Activity >>
Every line of the data is to be output verbatim.

Records provided >>
--------------------------------------------------

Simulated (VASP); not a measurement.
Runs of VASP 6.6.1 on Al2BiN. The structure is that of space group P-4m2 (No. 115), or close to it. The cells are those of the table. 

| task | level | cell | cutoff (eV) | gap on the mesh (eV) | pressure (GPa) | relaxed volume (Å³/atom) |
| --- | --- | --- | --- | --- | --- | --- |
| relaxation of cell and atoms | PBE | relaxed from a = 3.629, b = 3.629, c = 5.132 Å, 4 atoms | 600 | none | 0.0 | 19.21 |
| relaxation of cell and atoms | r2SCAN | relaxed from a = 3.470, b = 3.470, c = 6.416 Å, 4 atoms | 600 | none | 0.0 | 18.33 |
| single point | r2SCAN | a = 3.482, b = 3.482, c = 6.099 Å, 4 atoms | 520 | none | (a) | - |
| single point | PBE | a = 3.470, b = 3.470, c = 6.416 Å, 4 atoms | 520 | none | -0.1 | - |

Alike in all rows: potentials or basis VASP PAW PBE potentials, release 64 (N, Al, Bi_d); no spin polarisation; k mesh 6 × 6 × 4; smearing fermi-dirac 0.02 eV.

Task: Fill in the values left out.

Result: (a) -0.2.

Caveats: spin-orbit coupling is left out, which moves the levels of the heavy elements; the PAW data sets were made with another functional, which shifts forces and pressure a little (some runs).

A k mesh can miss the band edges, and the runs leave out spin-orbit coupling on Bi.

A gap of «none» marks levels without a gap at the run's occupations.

--------------------------------------------------

Written reply >>
Simulated (VASP); not a measurement.
Runs of VASP 6.6.1 on Al2BiN. The structure is that of space group P-4m2 (No. 115), or close to it. The cells are those of the table. 

| task | level | cell | cutoff (eV) | gap on the mesh (eV) | pressure (GPa) | relaxed volume (Å³/atom) |
| --- | --- | --- | --- | --- | --- | --- |
| relaxation of cell and atoms | PBE | relaxed from a = 3.629, b = 3.629, c = 5.132 Å, 4 atoms | 600 | none | 0.0 | 19.21 |
| relaxation of cell and atoms | r2SCAN | relaxed from a = 3.470, b = 3.470, c = 6.416 Å, 4 atoms | 600 | none | 0.0 | 18.33 |
| single point | r2SCAN | a = 3.482, b = 3.482, c = 6.099 Å, 4 atoms | 520 | none | (a) | - |
| single point | PBE | a = 3.470, b = 3.470, c = 6.416 Å, 4 atoms | 520 | none | -0.1 | - |

Alike in all rows: potentials or basis VASP PAW PBE potentials, release 64 (N, Al, Bi_d); no spin polarisation; k mesh 6 × 6 × 4; smearing fermi-dirac 0.02 eV.

Task: Fill in the values left out.

Result: (a) -0.2.

Caveats: spin-orbit coupling is left out, which moves the levels of the heavy elements; the PAW data sets were made with another functional, which shifts forces and pressure a little (some runs).

A k mesh can miss the band edges, and the runs leave out spin-orbit coupling on Bi.

A gap of «none» marks levels without a gap at the run's occupations.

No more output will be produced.